:: Work item ::
Could you retype, exactly as written, every line from the top of the records through the line that contains "Series: H2E=E'H2. Gas-phase"?

:: Data listing ::
_____
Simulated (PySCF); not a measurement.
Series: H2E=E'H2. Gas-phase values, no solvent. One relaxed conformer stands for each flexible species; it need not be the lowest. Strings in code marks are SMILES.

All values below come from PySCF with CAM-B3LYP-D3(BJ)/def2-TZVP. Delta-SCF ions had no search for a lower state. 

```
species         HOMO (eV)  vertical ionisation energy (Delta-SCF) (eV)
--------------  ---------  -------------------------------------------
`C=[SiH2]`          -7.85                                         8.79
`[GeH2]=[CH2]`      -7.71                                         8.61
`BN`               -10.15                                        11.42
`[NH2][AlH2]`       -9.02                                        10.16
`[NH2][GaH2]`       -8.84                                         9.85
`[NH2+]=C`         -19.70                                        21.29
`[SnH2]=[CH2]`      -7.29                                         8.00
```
_____

:: Answer area ::
Simulated (PySCF); not a measurement.
Series: H2E=E'H2. Gas-phase values, no solvent. One relaxed conformer stands for each flexible species; it need not be the lowest. Strings in code marks are SMILES.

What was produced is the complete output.